> [DATA UNDER STUDY]
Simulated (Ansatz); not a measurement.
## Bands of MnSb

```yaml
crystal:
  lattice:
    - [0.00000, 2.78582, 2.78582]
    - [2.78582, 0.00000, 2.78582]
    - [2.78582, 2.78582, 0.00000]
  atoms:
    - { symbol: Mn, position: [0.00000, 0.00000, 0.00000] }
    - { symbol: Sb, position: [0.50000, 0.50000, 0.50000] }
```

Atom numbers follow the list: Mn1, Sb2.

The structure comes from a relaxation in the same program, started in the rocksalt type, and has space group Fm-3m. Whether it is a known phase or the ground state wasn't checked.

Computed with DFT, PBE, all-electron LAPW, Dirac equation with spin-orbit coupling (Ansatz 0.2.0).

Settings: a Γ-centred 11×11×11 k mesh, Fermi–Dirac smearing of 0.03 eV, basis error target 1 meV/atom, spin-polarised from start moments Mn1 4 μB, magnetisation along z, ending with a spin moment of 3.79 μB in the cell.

> [WORK INSTRUCTION] Make an exact copy of every entry.

> [WRITTEN ANSWER]
Simulated (Ansatz); not a measurement.
## Bands of MnSb

```yaml
crystal:
  lattice:
    - [0.00000, 2.78582, 2.78582]
    - [2.78582, 0.00000, 2.78582]
    - [2.78582, 2.78582, 0.00000]
  atoms:
    - { symbol: Mn, position: [0.00000, 0.00000, 0.00000] }
    - { symbol: Sb, position: [0.50000, 0.50000, 0.50000] }
```

Atom numbers follow the list: Mn1, Sb2.

The structure comes from a relaxation in the same program, started in the rocksalt type, and has space group Fm-3m. Whether it is a known phase or the ground state wasn't checked.

Computed with DFT, PBE, all-electron LAPW, Dirac equation with spin-orbit coupling (Ansatz 0.2.0).

Settings: a Γ-centred 11×11×11 k mesh, Fermi–Dirac smearing of 0.03 eV, basis error target 1 meV/atom, spin-polarised from start moments Mn1 4 μB, magnetisation along z, ending with a spin moment of 3.79 μB in the cell.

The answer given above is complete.